Beneath this line is the data. Output exactly the lines from the line with "90.3 | 30.1 |" to the line with "65.8 | 13.2 |", both ends included, and nothing more.

Records shown »
↓↓↓

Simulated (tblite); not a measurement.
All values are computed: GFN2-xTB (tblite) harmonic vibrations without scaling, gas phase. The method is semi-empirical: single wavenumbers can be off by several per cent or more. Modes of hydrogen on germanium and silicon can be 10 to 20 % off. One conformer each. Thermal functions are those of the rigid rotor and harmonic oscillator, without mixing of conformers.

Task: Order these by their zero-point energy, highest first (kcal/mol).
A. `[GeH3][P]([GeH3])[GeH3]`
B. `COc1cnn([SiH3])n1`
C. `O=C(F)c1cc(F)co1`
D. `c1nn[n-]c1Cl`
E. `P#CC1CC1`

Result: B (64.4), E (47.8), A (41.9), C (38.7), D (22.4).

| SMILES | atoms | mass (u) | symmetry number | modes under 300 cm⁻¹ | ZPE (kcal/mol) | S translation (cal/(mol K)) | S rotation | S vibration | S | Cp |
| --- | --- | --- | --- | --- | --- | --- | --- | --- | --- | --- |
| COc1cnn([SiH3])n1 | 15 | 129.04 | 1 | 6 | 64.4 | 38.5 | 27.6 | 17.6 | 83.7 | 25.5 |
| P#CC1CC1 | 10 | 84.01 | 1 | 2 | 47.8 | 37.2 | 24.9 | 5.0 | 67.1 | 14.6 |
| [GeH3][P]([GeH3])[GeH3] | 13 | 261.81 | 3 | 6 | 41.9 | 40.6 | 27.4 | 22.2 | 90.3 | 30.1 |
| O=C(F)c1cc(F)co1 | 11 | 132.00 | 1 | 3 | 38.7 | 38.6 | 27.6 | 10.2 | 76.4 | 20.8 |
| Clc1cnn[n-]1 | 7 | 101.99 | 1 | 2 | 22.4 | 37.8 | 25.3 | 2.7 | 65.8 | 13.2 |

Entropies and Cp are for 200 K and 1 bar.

↑↑↑

Answer area »
| [GeH3][P]([GeH3])[GeH3] | 13 | 261.81 | 3 | 6 | 41.9 | 40.6 | 27.4 | 22.2 | 90.3 | 30.1 |
| O=C(F)c1cc(F)co1 | 11 | 132.00 | 1 | 3 | 38.7 | 38.6 | 27.6 | 10.2 | 76.4 | 20.8 |
| Clc1cnn[n-]1 | 7 | 101.99 | 1 | 2 | 22.4 | 37.8 | 25.3 | 2.7 | 65.8 | 13.2 |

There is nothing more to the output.